***** Dataset *****

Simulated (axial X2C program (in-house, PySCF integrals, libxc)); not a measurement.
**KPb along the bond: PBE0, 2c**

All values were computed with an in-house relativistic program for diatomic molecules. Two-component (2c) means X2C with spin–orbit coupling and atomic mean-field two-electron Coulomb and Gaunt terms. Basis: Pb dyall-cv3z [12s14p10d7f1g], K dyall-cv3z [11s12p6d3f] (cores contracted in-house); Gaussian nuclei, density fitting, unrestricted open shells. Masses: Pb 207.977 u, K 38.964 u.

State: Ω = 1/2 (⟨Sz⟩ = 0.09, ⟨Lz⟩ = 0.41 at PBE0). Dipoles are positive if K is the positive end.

*****

Every entry needs to be copied exactly as it was written.

Simulated (axial X2C program (in-house, PySCF integrals, libxc)); not a measurement.
**KPb along the bond: PBE0, 2c**

All values were computed with an in-house relativistic program for diatomic molecules. Two-component (2c) means X2C with spin–orbit coupling and atomic mean-field two-electron Coulomb and Gaunt terms. Basis: Pb dyall-cv3z [12s14p10d7f1g], K dyall-cv3z [11s12p6d3f] (cores contracted in-house); Gaussian nuclei, density fitting, unrestricted open shells. Masses: Pb 207.977 u, K 38.964 u.

State: Ω = 1/2 (⟨Sz⟩ = 0.09, ⟨Lz⟩ = 0.41 at PBE0). Dipoles are positive if K is the positive end.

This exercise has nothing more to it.